- Input data -
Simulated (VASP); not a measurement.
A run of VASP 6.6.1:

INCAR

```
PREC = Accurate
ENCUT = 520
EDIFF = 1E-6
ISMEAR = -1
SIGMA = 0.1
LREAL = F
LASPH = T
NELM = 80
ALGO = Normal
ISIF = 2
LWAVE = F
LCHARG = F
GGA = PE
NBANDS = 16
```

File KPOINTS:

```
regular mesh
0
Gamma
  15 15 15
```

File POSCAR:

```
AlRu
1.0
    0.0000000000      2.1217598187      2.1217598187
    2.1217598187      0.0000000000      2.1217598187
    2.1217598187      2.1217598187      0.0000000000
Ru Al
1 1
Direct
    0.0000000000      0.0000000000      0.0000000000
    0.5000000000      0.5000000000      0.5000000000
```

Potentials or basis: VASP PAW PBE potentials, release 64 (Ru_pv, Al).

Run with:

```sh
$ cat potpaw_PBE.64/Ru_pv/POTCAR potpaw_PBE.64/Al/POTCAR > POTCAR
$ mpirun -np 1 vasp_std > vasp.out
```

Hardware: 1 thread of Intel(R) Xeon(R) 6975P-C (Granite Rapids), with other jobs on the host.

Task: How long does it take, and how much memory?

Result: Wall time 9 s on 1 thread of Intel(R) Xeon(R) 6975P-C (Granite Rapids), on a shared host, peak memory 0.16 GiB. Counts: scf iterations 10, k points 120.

- Work item -
The reply should hold only the lines from the beginning of the listing above through the line with "Task: How long", each one written exactly as it appears.

- Written reply -
Simulated (VASP); not a measurement.
A run of VASP 6.6.1:

INCAR

```
PREC = Accurate
ENCUT = 520
EDIFF = 1E-6
ISMEAR = -1
SIGMA = 0.1
LREAL = F
LASPH = T
NELM = 80
ALGO = Normal
ISIF = 2
LWAVE = F
LCHARG = F
GGA = PE
NBANDS = 16
```

File KPOINTS:

```
regular mesh
0
Gamma
  15 15 15
```

File POSCAR:

```
AlRu
1.0
    0.0000000000      2.1217598187      2.1217598187
    2.1217598187      0.0000000000      2.1217598187
    2.1217598187      2.1217598187      0.0000000000
Ru Al
1 1
Direct
    0.0000000000      0.0000000000      0.0000000000
    0.5000000000      0.5000000000      0.5000000000
```

Potentials or basis: VASP PAW PBE potentials, release 64 (Ru_pv, Al).

Run with:

```sh
$ cat potpaw_PBE.64/Ru_pv/POTCAR potpaw_PBE.64/Al/POTCAR > POTCAR
$ mpirun -np 1 vasp_std > vasp.out
```

Hardware: 1 thread of Intel(R) Xeon(R) 6975P-C (Granite Rapids), with other jobs on the host.

Task: How long does it take, and how much memory?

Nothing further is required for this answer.